Task item:
Lines from the beginning of the entries up to and including the one with "VASP 6.6.1; LDA;" must be duplicated word for word; leave out all others.

****

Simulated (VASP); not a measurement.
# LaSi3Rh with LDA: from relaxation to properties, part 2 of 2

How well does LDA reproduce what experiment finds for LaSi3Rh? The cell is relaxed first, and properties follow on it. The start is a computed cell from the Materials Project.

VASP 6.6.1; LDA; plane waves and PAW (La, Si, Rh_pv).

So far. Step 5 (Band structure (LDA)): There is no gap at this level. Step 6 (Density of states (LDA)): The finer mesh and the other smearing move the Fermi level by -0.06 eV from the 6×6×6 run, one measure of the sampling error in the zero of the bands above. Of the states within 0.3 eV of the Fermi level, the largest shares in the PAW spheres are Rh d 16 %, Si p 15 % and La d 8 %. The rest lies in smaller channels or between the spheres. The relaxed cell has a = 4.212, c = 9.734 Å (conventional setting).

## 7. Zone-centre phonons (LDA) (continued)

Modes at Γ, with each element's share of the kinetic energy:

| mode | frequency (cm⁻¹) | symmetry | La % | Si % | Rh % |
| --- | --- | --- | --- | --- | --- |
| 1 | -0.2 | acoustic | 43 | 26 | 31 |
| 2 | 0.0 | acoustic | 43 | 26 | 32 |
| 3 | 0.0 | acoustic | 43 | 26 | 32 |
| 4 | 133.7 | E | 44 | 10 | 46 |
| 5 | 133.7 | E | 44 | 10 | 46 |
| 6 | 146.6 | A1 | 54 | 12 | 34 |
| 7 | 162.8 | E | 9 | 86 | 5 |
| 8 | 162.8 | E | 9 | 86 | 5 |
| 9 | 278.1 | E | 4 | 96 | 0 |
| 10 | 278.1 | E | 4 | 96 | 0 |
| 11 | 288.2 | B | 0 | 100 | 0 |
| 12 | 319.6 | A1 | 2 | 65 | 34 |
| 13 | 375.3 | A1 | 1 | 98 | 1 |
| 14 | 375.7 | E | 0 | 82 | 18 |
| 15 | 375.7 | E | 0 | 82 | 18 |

****

Answer box:
Simulated (VASP); not a measurement.
# LaSi3Rh with LDA: from relaxation to properties, part 2 of 2

How well does LDA reproduce what experiment finds for LaSi3Rh? The cell is relaxed first, and properties follow on it. The start is a computed cell from the Materials Project.

VASP 6.6.1; LDA; plane waves and PAW (La, Si, Rh_pv).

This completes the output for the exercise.